**Requirement:** Copy the listing below line for line, starting at its first line and ending with the line that has "4. B3LYP: 4.098 + (7.9742) × 0.2 = 5.69 eV." in it. Add nothing.

○ ○ ○ ○

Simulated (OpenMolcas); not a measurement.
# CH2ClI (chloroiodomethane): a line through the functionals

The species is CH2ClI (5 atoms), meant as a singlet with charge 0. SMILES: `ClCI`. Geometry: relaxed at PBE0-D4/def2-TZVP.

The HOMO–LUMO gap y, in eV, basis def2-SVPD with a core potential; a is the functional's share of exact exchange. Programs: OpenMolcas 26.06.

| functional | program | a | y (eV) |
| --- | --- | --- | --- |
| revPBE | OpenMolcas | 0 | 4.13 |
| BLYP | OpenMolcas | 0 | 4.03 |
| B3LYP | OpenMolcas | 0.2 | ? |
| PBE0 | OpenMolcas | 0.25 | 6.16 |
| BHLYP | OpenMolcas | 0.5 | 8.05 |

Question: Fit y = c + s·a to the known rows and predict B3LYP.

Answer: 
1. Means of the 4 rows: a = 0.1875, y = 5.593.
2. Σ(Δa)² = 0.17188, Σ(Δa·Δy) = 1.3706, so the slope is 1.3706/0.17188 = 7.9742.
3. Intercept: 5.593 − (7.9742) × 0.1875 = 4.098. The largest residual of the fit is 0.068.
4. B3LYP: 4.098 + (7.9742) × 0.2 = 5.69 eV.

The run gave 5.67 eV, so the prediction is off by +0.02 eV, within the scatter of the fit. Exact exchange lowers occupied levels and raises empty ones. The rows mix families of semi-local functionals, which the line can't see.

○ ○ ○ ○

**Written reply:**
Simulated (OpenMolcas); not a measurement.
# CH2ClI (chloroiodomethane): a line through the functionals

The species is CH2ClI (5 atoms), meant as a singlet with charge 0. SMILES: `ClCI`. Geometry: relaxed at PBE0-D4/def2-TZVP.

The HOMO–LUMO gap y, in eV, basis def2-SVPD with a core potential; a is the functional's share of exact exchange. Programs: OpenMolcas 26.06.

| functional | program | a | y (eV) |
| --- | --- | --- | --- |
| revPBE | OpenMolcas | 0 | 4.13 |
| BLYP | OpenMolcas | 0 | 4.03 |
| B3LYP | OpenMolcas | 0.2 | ? |
| PBE0 | OpenMolcas | 0.25 | 6.16 |
| BHLYP | OpenMolcas | 0.5 | 8.05 |

Question: Fit y = c + s·a to the known rows and predict B3LYP.

Answer: 
1. Means of the 4 rows: a = 0.1875, y = 5.593.
2. Σ(Δa)² = 0.17188, Σ(Δa·Δy) = 1.3706, so the slope is 1.3706/0.17188 = 7.9742.
3. Intercept: 5.593 − (7.9742) × 0.1875 = 4.098. The largest residual of the fit is 0.068.
4. B3LYP: 4.098 + (7.9742) × 0.2 = 5.69 eV.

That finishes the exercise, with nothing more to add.